• **Work instruction**: Which lines run from the start of the data below to the line containing "- k mesh: 7 × 7 × 7"? Set them down exactly, with none added.

[Data excerpts — start]

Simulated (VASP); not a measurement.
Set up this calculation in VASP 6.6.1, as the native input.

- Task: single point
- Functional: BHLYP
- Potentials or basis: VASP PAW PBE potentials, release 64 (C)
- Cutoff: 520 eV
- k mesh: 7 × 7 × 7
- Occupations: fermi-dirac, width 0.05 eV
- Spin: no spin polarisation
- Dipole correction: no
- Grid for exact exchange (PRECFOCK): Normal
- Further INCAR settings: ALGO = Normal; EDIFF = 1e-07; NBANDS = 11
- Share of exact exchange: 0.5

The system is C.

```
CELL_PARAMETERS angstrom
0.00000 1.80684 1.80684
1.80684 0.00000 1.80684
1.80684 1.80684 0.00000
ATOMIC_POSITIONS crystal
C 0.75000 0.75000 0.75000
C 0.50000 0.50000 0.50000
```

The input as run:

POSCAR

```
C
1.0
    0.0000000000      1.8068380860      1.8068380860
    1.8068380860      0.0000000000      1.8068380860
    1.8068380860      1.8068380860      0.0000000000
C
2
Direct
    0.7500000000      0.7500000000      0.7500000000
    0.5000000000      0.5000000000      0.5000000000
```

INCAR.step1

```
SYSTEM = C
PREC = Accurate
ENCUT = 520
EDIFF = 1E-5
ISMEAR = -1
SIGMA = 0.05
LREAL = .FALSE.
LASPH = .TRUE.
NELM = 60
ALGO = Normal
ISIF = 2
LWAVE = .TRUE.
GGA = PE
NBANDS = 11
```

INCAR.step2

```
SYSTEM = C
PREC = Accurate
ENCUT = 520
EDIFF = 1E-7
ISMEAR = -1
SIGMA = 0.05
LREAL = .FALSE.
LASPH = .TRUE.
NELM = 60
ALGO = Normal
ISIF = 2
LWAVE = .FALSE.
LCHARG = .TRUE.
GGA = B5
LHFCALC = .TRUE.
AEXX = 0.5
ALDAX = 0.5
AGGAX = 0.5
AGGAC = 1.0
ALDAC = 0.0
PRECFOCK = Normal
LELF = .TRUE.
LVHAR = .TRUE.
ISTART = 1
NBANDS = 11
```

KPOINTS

[Data excerpts — finish]

• **Response**:
Simulated (VASP); not a measurement.
Set up this calculation in VASP 6.6.1, as the native input.

- Task: single point
- Functional: BHLYP
- Potentials or basis: VASP PAW PBE potentials, release 64 (C)
- Cutoff: 520 eV
- k mesh: 7 × 7 × 7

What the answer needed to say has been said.